# Data under study:
Start of Block

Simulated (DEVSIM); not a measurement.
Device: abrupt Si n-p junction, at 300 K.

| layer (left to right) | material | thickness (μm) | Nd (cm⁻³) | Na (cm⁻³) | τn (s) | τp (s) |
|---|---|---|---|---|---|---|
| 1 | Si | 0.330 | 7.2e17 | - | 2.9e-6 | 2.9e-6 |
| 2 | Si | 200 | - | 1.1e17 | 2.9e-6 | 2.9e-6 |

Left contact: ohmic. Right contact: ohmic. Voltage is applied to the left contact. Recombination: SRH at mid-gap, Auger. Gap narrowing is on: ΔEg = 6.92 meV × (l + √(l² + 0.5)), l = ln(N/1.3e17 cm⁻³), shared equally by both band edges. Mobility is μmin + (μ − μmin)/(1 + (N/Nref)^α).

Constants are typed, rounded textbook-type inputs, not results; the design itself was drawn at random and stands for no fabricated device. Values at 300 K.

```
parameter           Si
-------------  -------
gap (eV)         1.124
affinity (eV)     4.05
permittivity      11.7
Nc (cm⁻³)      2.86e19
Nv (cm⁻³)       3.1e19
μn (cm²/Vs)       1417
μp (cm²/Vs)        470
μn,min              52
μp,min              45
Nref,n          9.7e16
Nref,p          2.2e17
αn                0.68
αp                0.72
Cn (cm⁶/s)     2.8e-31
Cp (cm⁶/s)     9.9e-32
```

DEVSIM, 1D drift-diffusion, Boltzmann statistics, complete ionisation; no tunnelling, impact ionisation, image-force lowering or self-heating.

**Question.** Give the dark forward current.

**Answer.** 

End of Block

# Brief:
Lines from the start of the entries through the one containing "1.1e17 | 2.9e-6 | 2.9e-6 |" are to be set down again exactly, both ends included.

# Response box:
Simulated (DEVSIM); not a measurement.
Device: abrupt Si n-p junction, at 300 K.

| layer (left to right) | material | thickness (μm) | Nd (cm⁻³) | Na (cm⁻³) | τn (s) | τp (s) |
|---|---|---|---|---|---|---|
| 1 | Si | 0.330 | 7.2e17 | - | 2.9e-6 | 2.9e-6 |
| 2 | Si | 200 | - | 1.1e17 | 2.9e-6 | 2.9e-6 |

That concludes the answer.